## Record extracts
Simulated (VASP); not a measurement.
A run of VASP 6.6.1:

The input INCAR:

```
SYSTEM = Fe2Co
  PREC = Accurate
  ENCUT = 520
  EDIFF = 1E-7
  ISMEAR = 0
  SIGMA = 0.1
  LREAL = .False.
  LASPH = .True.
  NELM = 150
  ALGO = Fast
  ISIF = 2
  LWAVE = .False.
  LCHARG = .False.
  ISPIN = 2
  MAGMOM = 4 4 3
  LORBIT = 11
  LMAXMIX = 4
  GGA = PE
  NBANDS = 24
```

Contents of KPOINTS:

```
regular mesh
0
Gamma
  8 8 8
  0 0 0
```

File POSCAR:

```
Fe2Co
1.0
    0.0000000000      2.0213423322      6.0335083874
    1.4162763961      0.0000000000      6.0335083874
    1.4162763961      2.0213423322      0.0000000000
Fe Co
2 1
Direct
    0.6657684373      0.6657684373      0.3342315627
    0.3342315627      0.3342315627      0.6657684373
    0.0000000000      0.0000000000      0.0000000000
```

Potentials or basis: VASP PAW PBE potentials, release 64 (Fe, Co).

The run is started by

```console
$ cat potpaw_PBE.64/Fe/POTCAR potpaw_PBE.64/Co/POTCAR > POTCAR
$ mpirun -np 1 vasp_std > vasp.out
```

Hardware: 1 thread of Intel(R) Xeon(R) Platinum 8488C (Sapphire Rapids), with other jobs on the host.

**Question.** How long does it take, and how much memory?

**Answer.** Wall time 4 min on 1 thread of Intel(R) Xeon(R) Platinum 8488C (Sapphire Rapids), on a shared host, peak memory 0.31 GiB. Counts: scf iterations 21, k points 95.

## Assigned task
Every line of the material must be returned exactly as it appears.

## Written response
Simulated (VASP); not a measurement.
A run of VASP 6.6.1:

The input INCAR:

```
SYSTEM = Fe2Co
  PREC = Accurate
  ENCUT = 520
  EDIFF = 1E-7
  ISMEAR = 0
  SIGMA = 0.1
  LREAL = .False.
  LASPH = .True.
  NELM = 150
  ALGO = Fast
  ISIF = 2
  LWAVE = .False.
  LCHARG = .False.
  ISPIN = 2
  MAGMOM = 4 4 3
  LORBIT = 11
  LMAXMIX = 4
  GGA = PE
  NBANDS = 24
```

Contents of KPOINTS:

```
regular mesh
0
Gamma
  8 8 8
  0 0 0
```

File POSCAR:

```
Fe2Co
1.0
    0.0000000000      2.0213423322      6.0335083874
    1.4162763961      0.0000000000      6.0335083874
    1.4162763961      2.0213423322      0.0000000000
Fe Co
2 1
Direct
    0.6657684373      0.6657684373      0.3342315627
    0.3342315627      0.3342315627      0.6657684373
    0.0000000000      0.0000000000      0.0000000000
```

Potentials or basis: VASP PAW PBE potentials, release 64 (Fe, Co).

The run is started by

```console
$ cat potpaw_PBE.64/Fe/POTCAR potpaw_PBE.64/Co/POTCAR > POTCAR
$ mpirun -np 1 vasp_std > vasp.out
```

Hardware: 1 thread of Intel(R) Xeon(R) Platinum 8488C (Sapphire Rapids), with other jobs on the host.

**Question.** How long does it take, and how much memory?

**Answer.** Wall time 4 min on 1 thread of Intel(R) Xeon(R) Platinum 8488C (Sapphire Rapids), on a shared host, peak memory 0.31 GiB. Counts: scf iterations 21, k points 95.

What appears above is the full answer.